Activity ▸ Output every line from the beginning of the records through the line that contains "Q: How long", exactly as it appears.

Dataset excerpts ▸
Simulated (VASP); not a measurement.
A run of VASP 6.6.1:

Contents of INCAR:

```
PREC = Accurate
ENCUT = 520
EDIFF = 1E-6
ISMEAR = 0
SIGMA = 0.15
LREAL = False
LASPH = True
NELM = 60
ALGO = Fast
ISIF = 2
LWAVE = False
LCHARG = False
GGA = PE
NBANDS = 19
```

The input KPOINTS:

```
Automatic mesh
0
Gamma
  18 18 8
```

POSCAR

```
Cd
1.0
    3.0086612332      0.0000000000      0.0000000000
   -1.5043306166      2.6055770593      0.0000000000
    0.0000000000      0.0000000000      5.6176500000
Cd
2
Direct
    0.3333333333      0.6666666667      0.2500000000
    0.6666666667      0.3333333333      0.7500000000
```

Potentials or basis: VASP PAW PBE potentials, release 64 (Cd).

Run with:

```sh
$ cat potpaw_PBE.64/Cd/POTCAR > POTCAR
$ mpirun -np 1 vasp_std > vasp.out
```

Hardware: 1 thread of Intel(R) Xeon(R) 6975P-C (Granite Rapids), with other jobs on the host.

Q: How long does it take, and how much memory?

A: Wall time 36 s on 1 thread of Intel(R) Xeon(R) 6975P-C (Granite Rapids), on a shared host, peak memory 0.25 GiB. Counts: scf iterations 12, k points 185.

Response ▸
Simulated (VASP); not a measurement.
A run of VASP 6.6.1:

Contents of INCAR:

```
PREC = Accurate
ENCUT = 520
EDIFF = 1E-6
ISMEAR = 0
SIGMA = 0.15
LREAL = False
LASPH = True
NELM = 60
ALGO = Fast
ISIF = 2
LWAVE = False
LCHARG = False
GGA = PE
NBANDS = 19
```

The input KPOINTS:

```
Automatic mesh
0
Gamma
  18 18 8
```

POSCAR

```
Cd
1.0
    3.0086612332      0.0000000000      0.0000000000
   -1.5043306166      2.6055770593      0.0000000000
    0.0000000000      0.0000000000      5.6176500000
Cd
2
Direct
    0.3333333333      0.6666666667      0.2500000000
    0.6666666667      0.3333333333      0.7500000000
```

Potentials or basis: VASP PAW PBE potentials, release 64 (Cd).

Run with:

```sh
$ cat potpaw_PBE.64/Cd/POTCAR > POTCAR
$ mpirun -np 1 vasp_std > vasp.out
```

Hardware: 1 thread of Intel(R) Xeon(R) 6975P-C (Granite Rapids), with other jobs on the host.

Q: How long does it take, and how much memory?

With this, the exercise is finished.